# # #

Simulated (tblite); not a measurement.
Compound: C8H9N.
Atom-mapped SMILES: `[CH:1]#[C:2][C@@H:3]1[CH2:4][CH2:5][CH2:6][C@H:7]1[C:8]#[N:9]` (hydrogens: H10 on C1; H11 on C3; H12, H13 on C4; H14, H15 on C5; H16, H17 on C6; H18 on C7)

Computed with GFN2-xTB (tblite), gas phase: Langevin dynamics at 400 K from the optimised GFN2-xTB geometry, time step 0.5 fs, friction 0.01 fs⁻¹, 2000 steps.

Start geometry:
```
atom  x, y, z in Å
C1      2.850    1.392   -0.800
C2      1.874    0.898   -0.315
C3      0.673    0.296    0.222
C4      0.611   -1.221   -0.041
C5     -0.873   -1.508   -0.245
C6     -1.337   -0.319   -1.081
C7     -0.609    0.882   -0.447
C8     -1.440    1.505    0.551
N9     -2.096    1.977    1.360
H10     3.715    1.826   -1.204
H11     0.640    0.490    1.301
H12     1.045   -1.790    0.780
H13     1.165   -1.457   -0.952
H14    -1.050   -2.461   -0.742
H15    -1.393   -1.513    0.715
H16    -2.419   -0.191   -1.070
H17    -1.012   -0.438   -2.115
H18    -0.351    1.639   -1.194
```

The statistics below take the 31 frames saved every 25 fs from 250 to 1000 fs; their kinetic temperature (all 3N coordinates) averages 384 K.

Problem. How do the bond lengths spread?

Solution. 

# # #

BRIEF –
One inclusive range is required: first line of the data through the line containing "Problem. How do the bond lengths spread?". Set it down exactly and output nothing else.

TASK OUTPUT –
Simulated (tblite); not a measurement.
Compound: C8H9N.
Atom-mapped SMILES: `[CH:1]#[C:2][C@@H:3]1[CH2:4][CH2:5][CH2:6][C@H:7]1[C:8]#[N:9]` (hydrogens: H10 on C1; H11 on C3; H12, H13 on C4; H14, H15 on C5; H16, H17 on C6; H18 on C7)

Computed with GFN2-xTB (tblite), gas phase: Langevin dynamics at 400 K from the optimised GFN2-xTB geometry, time step 0.5 fs, friction 0.01 fs⁻¹, 2000 steps.

Start geometry:
```
atom  x, y, z in Å
C1      2.850    1.392   -0.800
C2      1.874    0.898   -0.315
C3      0.673    0.296    0.222
C4      0.611   -1.221   -0.041
C5     -0.873   -1.508   -0.245
C6     -1.337   -0.319   -1.081
C7     -0.609    0.882   -0.447
C8     -1.440    1.505    0.551
N9     -2.096    1.977    1.360
H10     3.715    1.826   -1.204
H11     0.640    0.490    1.301
H12     1.045   -1.790    0.780
H13     1.165   -1.457   -0.952
H14    -1.050   -2.461   -0.742
H15    -1.393   -1.513    0.715
H16    -2.419   -0.191   -1.070
H17    -1.012   -0.438   -2.115
H18    -0.351    1.639   -1.194
```

The statistics below take the 31 frames saved every 25 fs from 250 to 1000 fs; their kinetic temperature (all 3N coordinates) averages 384 K.

Problem. How do the bond lengths spread?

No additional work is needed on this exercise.